- **Given entries**:
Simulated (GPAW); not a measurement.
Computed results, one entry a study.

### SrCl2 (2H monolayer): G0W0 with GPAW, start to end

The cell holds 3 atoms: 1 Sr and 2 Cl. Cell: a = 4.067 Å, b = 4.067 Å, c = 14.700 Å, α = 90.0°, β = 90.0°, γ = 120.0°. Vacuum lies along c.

- **Work instruction**: Return all of the listing above exactly, leaving nothing out.

- **Exercise response**:
Simulated (GPAW); not a measurement.
Computed results, one entry a study.

### SrCl2 (2H monolayer): G0W0 with GPAW, start to end

The cell holds 3 atoms: 1 Sr and 2 Cl. Cell: a = 4.067 Å, b = 4.067 Å, c = 14.700 Å, α = 90.0°, β = 90.0°, γ = 120.0°. Vacuum lies along c.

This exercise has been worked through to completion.